* [WORK ORDER] Repeat word for word the opening stretch of the entries, from the first line through the line containing "4.821 | 0.000 |".

* [THE DATA]
+---+

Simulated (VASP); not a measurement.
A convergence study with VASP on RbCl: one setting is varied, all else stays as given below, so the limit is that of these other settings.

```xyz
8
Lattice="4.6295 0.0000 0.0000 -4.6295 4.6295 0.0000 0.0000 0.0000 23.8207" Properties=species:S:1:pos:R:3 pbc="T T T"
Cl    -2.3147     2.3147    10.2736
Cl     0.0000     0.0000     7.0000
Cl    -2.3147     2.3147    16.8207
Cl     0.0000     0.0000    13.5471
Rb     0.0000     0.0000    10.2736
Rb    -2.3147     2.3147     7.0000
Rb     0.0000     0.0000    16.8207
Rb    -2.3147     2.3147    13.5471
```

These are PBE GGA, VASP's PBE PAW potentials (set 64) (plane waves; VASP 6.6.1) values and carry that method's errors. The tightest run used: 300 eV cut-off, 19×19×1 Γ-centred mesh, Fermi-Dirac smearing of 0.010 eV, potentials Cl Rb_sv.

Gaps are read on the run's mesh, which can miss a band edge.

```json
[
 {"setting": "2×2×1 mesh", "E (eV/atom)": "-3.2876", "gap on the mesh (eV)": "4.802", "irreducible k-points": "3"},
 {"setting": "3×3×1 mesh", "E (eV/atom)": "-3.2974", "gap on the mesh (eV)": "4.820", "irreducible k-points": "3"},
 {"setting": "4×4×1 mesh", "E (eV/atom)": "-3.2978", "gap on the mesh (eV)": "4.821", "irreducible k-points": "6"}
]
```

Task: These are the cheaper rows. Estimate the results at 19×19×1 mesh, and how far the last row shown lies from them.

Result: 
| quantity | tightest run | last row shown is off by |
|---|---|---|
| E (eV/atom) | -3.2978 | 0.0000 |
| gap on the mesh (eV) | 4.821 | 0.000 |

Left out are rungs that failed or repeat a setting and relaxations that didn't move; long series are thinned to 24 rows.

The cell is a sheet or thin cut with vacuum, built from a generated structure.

+---+

* [TASK RESULT]
Simulated (VASP); not a measurement.
A convergence study with VASP on RbCl: one setting is varied, all else stays as given below, so the limit is that of these other settings.

```xyz
8
Lattice="4.6295 0.0000 0.0000 -4.6295 4.6295 0.0000 0.0000 0.0000 23.8207" Properties=species:S:1:pos:R:3 pbc="T T T"
Cl    -2.3147     2.3147    10.2736
Cl     0.0000     0.0000     7.0000
Cl    -2.3147     2.3147    16.8207
Cl     0.0000     0.0000    13.5471
Rb     0.0000     0.0000    10.2736
Rb    -2.3147     2.3147     7.0000
Rb     0.0000     0.0000    16.8207
Rb    -2.3147     2.3147    13.5471
```

These are PBE GGA, VASP's PBE PAW potentials (set 64) (plane waves; VASP 6.6.1) values and carry that method's errors. The tightest run used: 300 eV cut-off, 19×19×1 Γ-centred mesh, Fermi-Dirac smearing of 0.010 eV, potentials Cl Rb_sv.

Gaps are read on the run's mesh, which can miss a band edge.

```json
[
 {"setting": "2×2×1 mesh", "E (eV/atom)": "-3.2876", "gap on the mesh (eV)": "4.802", "irreducible k-points": "3"},
 {"setting": "3×3×1 mesh", "E (eV/atom)": "-3.2974", "gap on the mesh (eV)": "4.820", "irreducible k-points": "3"},
 {"setting": "4×4×1 mesh", "E (eV/atom)": "-3.2978", "gap on the mesh (eV)": "4.821", "irreducible k-points": "6"}
]
```

Task: These are the cheaper rows. Estimate the results at 19×19×1 mesh, and how far the last row shown lies from them.

Result: 
| quantity | tightest run | last row shown is off by |
|---|---|---|
| E (eV/atom) | -3.2978 | 0.0000 |
| gap on the mesh (eV) | 4.821 | 0.000 |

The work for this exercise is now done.